_WORK TASK_
Send back exactly the lines from the opening line of the records below through the one with "- SCS-MP2, correlation energy (mHa): -604.8".

(Beginning of RECORD EXCERPTS)

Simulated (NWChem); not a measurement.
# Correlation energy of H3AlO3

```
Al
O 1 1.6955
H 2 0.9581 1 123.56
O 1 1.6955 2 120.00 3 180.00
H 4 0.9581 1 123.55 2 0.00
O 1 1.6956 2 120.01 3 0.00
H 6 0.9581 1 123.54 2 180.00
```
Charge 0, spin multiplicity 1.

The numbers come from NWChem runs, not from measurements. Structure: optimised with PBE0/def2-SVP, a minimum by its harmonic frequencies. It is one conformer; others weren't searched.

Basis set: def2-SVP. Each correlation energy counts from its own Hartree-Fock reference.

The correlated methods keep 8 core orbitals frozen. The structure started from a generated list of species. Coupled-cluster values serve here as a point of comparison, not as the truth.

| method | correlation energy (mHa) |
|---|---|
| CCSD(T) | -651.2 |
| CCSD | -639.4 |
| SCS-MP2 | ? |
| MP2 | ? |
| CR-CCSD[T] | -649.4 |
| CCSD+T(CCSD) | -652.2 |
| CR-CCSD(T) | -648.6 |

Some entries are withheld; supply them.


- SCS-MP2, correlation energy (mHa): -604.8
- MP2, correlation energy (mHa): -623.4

(End of RECORD EXCERPTS)

_TASK RESULT_
Simulated (NWChem); not a measurement.
# Correlation energy of H3AlO3

```
Al
O 1 1.6955
H 2 0.9581 1 123.56
O 1 1.6955 2 120.00 3 180.00
H 4 0.9581 1 123.55 2 0.00
O 1 1.6956 2 120.01 3 0.00
H 6 0.9581 1 123.54 2 180.00
```
Charge 0, spin multiplicity 1.

The numbers come from NWChem runs, not from measurements. Structure: optimised with PBE0/def2-SVP, a minimum by its harmonic frequencies. It is one conformer; others weren't searched.

Basis set: def2-SVP. Each correlation energy counts from its own Hartree-Fock reference.

The correlated methods keep 8 core orbitals frozen. The structure started from a generated list of species. Coupled-cluster values serve here as a point of comparison, not as the truth.

| method | correlation energy (mHa) |
|---|---|
| CCSD(T) | -651.2 |
| CCSD | -639.4 |
| SCS-MP2 | ? |
| MP2 | ? |
| CR-CCSD[T] | -649.4 |
| CCSD+T(CCSD) | -652.2 |
| CR-CCSD(T) | -648.6 |

Some entries are withheld; supply them.


- SCS-MP2, correlation energy (mHa): -604.8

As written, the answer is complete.